- **Required action**: Nothing beyond the line containing "Born–Oppenheimer molecular dynamics" should be printed; print each line exactly from the first line of the listing below through it.

- **Supplied information**:
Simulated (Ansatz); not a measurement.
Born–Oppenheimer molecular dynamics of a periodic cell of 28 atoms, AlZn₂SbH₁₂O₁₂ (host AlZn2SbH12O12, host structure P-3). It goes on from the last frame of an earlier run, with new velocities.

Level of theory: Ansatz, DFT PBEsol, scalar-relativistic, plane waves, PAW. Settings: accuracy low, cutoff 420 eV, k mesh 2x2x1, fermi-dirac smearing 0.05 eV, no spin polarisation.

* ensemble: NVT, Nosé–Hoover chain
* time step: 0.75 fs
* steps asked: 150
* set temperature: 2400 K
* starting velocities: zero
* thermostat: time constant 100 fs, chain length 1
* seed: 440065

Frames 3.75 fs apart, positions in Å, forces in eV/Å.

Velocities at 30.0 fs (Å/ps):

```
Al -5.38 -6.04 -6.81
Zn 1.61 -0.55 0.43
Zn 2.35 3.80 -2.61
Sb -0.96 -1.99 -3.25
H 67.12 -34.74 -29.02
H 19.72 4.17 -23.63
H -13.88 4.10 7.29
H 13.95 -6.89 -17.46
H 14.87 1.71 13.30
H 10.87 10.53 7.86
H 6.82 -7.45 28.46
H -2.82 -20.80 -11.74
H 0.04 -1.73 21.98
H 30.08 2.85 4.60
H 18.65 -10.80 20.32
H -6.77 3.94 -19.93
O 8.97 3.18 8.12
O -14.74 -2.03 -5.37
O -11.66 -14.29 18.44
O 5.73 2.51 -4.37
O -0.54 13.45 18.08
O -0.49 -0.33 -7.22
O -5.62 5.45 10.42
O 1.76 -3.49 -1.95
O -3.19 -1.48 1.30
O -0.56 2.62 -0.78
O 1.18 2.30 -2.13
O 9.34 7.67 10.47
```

- **Exercise output**:
Simulated (Ansatz); not a measurement.
Born–Oppenheimer molecular dynamics of a periodic cell of 28 atoms, AlZn₂SbH₁₂O₁₂ (host AlZn2SbH12O12, host structure P-3). It goes on from the last frame of an earlier run, with new velocities.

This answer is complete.